WORK REQUEST:
Only the lines of the data below from the one with "B. ring C2–N3–C4–C5–N6" through the one with "D. ring C2–C3–C4–N5–N7" are wanted. Repeat them exactly.

*** Opening of MATERIAL SHOWN ***

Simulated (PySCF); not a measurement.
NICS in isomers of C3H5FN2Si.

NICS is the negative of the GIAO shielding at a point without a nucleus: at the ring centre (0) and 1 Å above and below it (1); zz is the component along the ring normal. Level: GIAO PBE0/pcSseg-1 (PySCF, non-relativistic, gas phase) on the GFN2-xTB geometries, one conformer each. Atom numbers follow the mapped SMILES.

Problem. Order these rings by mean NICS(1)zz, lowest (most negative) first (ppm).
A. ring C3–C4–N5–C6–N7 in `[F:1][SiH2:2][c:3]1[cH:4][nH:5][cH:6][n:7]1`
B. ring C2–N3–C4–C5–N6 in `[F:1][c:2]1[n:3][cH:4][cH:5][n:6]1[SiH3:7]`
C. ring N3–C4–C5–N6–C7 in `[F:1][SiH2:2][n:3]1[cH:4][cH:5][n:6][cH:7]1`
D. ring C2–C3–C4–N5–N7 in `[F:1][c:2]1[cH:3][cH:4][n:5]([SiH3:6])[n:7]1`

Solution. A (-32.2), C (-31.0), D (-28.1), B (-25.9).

*** Close of MATERIAL SHOWN ***

EXERCISE ANSWER:
B. ring C2–N3–C4–C5–N6 in `[F:1][c:2]1[n:3][cH:4][cH:5][n:6]1[SiH3:7]`
C. ring N3–C4–C5–N6–C7 in `[F:1][SiH2:2][n:3]1[cH:4][cH:5][n:6][cH:7]1`
D. ring C2–C3–C4–N5–N7 in `[F:1][c:2]1[cH:3][cH:4][n:5]([SiH3:6])[n:7]1`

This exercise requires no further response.